▸ **Work request**: Word for word, restate the entries below from their first line through the line that contains "- Functional: PBE".

*** Record set ***

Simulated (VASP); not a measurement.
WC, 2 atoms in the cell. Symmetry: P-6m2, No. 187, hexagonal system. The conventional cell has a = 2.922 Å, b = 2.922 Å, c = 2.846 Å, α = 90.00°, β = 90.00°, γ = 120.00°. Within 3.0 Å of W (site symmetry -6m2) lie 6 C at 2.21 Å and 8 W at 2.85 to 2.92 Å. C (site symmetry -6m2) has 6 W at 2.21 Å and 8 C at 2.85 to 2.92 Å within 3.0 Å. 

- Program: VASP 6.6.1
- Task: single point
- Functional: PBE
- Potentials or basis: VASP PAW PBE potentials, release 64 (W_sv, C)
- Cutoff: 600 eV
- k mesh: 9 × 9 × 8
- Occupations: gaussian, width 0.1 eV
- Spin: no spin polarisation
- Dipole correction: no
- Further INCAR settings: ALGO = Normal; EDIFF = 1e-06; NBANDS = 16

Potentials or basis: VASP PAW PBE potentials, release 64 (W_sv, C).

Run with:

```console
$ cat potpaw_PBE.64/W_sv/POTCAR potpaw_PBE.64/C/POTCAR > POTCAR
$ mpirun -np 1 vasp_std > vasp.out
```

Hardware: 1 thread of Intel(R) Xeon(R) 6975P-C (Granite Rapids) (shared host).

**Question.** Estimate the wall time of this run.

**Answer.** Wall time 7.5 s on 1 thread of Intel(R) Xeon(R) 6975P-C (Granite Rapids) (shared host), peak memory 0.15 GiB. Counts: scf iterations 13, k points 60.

*** End of Record set ***

▸ **Written reply**:
Simulated (VASP); not a measurement.
WC, 2 atoms in the cell. Symmetry: P-6m2, No. 187, hexagonal system. The conventional cell has a = 2.922 Å, b = 2.922 Å, c = 2.846 Å, α = 90.00°, β = 90.00°, γ = 120.00°. Within 3.0 Å of W (site symmetry -6m2) lie 6 C at 2.21 Å and 8 W at 2.85 to 2.92 Å. C (site symmetry -6m2) has 6 W at 2.21 Å and 8 C at 2.85 to 2.92 Å within 3.0 Å. 

- Program: VASP 6.6.1
- Task: single point
- Functional: PBE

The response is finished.